+++ Data records +++

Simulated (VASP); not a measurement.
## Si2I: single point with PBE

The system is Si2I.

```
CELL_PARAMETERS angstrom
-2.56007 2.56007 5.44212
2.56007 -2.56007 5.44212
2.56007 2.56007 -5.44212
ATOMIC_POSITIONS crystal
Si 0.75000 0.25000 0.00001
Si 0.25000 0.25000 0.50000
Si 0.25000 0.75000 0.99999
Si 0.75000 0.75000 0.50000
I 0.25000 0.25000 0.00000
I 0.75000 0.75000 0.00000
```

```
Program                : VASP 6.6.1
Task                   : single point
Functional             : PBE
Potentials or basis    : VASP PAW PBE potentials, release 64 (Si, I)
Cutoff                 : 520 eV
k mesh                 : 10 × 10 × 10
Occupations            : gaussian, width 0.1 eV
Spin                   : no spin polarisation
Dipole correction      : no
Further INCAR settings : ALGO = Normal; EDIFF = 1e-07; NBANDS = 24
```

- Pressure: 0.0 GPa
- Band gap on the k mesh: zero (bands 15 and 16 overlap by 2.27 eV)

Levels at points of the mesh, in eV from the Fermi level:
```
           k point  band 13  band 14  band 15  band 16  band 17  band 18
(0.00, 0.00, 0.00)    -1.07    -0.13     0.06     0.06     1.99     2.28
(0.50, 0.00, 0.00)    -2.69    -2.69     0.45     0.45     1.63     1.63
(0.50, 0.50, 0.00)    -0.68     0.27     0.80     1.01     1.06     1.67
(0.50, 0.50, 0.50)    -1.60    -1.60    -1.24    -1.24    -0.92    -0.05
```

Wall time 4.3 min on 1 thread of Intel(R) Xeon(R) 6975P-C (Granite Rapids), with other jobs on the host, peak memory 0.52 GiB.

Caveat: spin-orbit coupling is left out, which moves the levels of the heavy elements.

+++

▶ **Action item**
Transcribe only, please, the lines from the first line of the records through the line with "Wall time 4.3". Both of those lines are included.

▶ **Exercise response**
Simulated (VASP); not a measurement.
## Si2I: single point with PBE

The system is Si2I.

```
CELL_PARAMETERS angstrom
-2.56007 2.56007 5.44212
2.56007 -2.56007 5.44212
2.56007 2.56007 -5.44212
ATOMIC_POSITIONS crystal
Si 0.75000 0.25000 0.00001
Si 0.25000 0.25000 0.50000
Si 0.25000 0.75000 0.99999
Si 0.75000 0.75000 0.50000
I 0.25000 0.25000 0.00000
I 0.75000 0.75000 0.00000
```

```
Program                : VASP 6.6.1
Task                   : single point
Functional             : PBE
Potentials or basis    : VASP PAW PBE potentials, release 64 (Si, I)
Cutoff                 : 520 eV
k mesh                 : 10 × 10 × 10
Occupations            : gaussian, width 0.1 eV
Spin                   : no spin polarisation
Dipole correction      : no
Further INCAR settings : ALGO = Normal; EDIFF = 1e-07; NBANDS = 24
```

- Pressure: 0.0 GPa
- Band gap on the k mesh: zero (bands 15 and 16 overlap by 2.27 eV)

Levels at points of the mesh, in eV from the Fermi level:
```
           k point  band 13  band 14  band 15  band 16  band 17  band 18
(0.00, 0.00, 0.00)    -1.07    -0.13     0.06     0.06     1.99     2.28
(0.50, 0.00, 0.00)    -2.69    -2.69     0.45     0.45     1.63     1.63
(0.50, 0.50, 0.00)    -0.68     0.27     0.80     1.01     1.06     1.67
(0.50, 0.50, 0.50)    -1.60    -1.60    -1.24    -1.24    -0.92    -0.05
```

Wall time 4.3 min on 1 thread of Intel(R) Xeon(R) 6975P-C (Granite Rapids), with other jobs on the host, peak memory 0.52 GiB.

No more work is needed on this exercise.